> _Required action_:
Set out the records again, keeping every word as it is.

> _Dataset content_:
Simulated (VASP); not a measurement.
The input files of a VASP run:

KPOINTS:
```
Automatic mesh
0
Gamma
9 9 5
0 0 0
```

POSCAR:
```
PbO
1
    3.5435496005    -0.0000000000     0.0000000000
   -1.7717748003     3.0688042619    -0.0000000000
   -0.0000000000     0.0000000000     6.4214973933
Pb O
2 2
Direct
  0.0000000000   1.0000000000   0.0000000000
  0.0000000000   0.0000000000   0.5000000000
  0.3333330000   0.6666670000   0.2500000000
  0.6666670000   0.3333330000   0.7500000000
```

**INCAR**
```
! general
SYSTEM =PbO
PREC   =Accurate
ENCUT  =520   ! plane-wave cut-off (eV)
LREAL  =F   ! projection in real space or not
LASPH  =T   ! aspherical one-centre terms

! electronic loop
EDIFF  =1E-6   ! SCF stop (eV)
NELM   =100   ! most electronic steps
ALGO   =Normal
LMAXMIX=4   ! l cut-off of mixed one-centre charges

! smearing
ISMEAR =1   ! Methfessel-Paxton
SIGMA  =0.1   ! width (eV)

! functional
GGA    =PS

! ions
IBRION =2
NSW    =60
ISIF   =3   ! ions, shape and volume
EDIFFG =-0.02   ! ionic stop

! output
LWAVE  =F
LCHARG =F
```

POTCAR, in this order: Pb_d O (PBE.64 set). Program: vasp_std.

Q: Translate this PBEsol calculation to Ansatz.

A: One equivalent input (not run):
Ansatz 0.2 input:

> _Exercise result_:
Simulated (VASP); not a measurement.
The input files of a VASP run:

KPOINTS:
```
Automatic mesh
0
Gamma
9 9 5
0 0 0
```

POSCAR:
```
PbO
1
    3.5435496005    -0.0000000000     0.0000000000
   -1.7717748003     3.0688042619    -0.0000000000
   -0.0000000000     0.0000000000     6.4214973933
Pb O
2 2
Direct
  0.0000000000   1.0000000000   0.0000000000
  0.0000000000   0.0000000000   0.5000000000
  0.3333330000   0.6666670000   0.2500000000
  0.6666670000   0.3333330000   0.7500000000
```

**INCAR**
```
! general
SYSTEM =PbO
PREC   =Accurate
ENCUT  =520   ! plane-wave cut-off (eV)
LREAL  =F   ! projection in real space or not
LASPH  =T   ! aspherical one-centre terms

! electronic loop
EDIFF  =1E-6   ! SCF stop (eV)
NELM   =100   ! most electronic steps
ALGO   =Normal
LMAXMIX=4   ! l cut-off of mixed one-centre charges

! smearing
ISMEAR =1   ! Methfessel-Paxton
SIGMA  =0.1   ! width (eV)

! functional
GGA    =PS

! ions
IBRION =2
NSW    =60
ISIF   =3   ! ions, shape and volume
EDIFFG =-0.02   ! ionic stop

! output
LWAVE  =F
LCHARG =F
```

POTCAR, in this order: Pb_d O (PBE.64 set). Program: vasp_std.

Q: Translate this PBEsol calculation to Ansatz.

A: One equivalent input (not run):
Ansatz 0.2 input:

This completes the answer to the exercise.